__GIVEN INFORMATION__:

· · · · ·

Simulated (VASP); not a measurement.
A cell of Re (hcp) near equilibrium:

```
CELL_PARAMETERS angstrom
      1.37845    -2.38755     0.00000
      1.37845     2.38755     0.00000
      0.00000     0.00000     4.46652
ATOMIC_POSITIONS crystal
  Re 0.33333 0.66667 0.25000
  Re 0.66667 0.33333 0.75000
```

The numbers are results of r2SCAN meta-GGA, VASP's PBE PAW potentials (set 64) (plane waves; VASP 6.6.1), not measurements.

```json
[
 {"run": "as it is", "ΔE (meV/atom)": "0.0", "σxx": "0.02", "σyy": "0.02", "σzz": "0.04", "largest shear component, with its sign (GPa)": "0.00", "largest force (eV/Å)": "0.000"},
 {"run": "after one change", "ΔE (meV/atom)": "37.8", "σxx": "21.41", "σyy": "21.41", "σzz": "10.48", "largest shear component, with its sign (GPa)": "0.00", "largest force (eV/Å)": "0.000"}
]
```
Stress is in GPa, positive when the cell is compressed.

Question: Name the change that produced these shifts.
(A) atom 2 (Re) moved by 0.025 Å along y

· · · · ·

__ASSIGNMENT__:
Write the opening line of the data above and every line after it, exactly, stopping once you have written the line with "The numbers are".

__WRITTEN REPLY__:
Simulated (VASP); not a measurement.
A cell of Re (hcp) near equilibrium:

```
CELL_PARAMETERS angstrom
      1.37845    -2.38755     0.00000
      1.37845     2.38755     0.00000
      0.00000     0.00000     4.46652
ATOMIC_POSITIONS crystal
  Re 0.33333 0.66667 0.25000
  Re 0.66667 0.33333 0.75000
```

The numbers are results of r2SCAN meta-GGA, VASP's PBE PAW potentials (set 64) (plane waves; VASP 6.6.1), not measurements.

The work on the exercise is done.